> [Brief] Exactly as they appear below, repeat the lines from the one with "Pressure | 13.6 GPa |" through the one with "Caveat: the k", and no others.

> [Supplied material]
__________________________________________________

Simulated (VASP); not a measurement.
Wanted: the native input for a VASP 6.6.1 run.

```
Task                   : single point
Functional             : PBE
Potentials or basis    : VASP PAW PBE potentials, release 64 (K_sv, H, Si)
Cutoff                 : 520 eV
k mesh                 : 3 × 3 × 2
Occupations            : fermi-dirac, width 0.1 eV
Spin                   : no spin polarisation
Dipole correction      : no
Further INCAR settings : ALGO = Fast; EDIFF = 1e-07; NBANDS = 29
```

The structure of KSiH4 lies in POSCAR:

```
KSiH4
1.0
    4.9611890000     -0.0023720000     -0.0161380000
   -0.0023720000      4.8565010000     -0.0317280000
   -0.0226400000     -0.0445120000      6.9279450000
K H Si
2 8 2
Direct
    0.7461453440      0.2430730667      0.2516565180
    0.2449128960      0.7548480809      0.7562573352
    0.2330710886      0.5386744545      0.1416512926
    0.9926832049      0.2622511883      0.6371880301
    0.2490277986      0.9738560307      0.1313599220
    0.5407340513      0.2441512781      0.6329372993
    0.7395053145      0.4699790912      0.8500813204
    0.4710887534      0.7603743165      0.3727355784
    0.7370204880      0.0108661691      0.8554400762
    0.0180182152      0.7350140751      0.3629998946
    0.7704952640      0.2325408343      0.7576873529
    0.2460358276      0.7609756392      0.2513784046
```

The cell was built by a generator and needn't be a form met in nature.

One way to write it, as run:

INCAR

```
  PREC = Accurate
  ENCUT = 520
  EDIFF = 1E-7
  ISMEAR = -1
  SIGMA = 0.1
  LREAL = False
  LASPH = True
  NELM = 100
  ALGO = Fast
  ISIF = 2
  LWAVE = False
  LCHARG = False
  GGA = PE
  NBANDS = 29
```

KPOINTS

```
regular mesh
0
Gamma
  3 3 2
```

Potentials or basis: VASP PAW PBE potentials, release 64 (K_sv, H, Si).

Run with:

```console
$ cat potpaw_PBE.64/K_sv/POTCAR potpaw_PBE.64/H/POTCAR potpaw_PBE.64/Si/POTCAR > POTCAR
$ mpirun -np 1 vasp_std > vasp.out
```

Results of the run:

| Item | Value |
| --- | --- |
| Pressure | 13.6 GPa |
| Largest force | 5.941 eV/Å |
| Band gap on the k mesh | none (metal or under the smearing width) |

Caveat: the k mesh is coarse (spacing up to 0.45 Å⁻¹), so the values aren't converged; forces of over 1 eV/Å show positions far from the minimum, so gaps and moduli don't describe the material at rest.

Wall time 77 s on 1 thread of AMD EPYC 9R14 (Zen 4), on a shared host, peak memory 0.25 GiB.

__________________________________________________

> [Task output]
| Pressure | 13.6 GPa |
| Largest force | 5.941 eV/Å |
| Band gap on the k mesh | none (metal or under the smearing width) |

Caveat: the k mesh is coarse (spacing up to 0.45 Å⁻¹), so the values aren't converged; forces of over 1 eV/Å show positions far from the minimum, so gaps and moduli don't describe the material at rest.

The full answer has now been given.